··· RECORDS PROVIDED

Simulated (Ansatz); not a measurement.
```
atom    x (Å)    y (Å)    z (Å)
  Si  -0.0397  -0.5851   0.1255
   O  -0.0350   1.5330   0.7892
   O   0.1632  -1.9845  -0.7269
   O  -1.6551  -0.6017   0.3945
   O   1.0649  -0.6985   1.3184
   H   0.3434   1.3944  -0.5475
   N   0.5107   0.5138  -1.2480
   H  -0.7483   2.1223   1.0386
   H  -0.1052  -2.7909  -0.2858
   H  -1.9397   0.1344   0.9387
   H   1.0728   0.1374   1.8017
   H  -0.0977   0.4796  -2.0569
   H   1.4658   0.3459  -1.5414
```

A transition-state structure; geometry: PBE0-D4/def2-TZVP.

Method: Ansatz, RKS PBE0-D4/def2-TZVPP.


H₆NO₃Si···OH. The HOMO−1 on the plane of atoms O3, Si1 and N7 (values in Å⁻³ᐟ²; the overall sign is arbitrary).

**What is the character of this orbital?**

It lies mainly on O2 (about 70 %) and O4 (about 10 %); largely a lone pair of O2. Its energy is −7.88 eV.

······

● BRIEF:
Please write out each entry shown above exactly as given.

● PROBLEM SOLUTION:
Simulated (Ansatz); not a measurement.
```
atom    x (Å)    y (Å)    z (Å)
  Si  -0.0397  -0.5851   0.1255
   O  -0.0350   1.5330   0.7892
   O   0.1632  -1.9845  -0.7269
   O  -1.6551  -0.6017   0.3945
   O   1.0649  -0.6985   1.3184
   H   0.3434   1.3944  -0.5475
   N   0.5107   0.5138  -1.2480
   H  -0.7483   2.1223   1.0386
   H  -0.1052  -2.7909  -0.2858
   H  -1.9397   0.1344   0.9387
   H   1.0728   0.1374   1.8017
   H  -0.0977   0.4796  -2.0569
   H   1.4658   0.3459  -1.5414
```

A transition-state structure; geometry: PBE0-D4/def2-TZVP.

Method: Ansatz, RKS PBE0-D4/def2-TZVPP.


H₆NO₃Si···OH. The HOMO−1 on the plane of atoms O3, Si1 and N7 (values in Å⁻³ᐟ²; the overall sign is arbitrary).

**What is the character of this orbital?**

It lies mainly on O2 (about 70 %) and O4 (about 10 %); largely a lone pair of O2. Its energy is −7.88 eV.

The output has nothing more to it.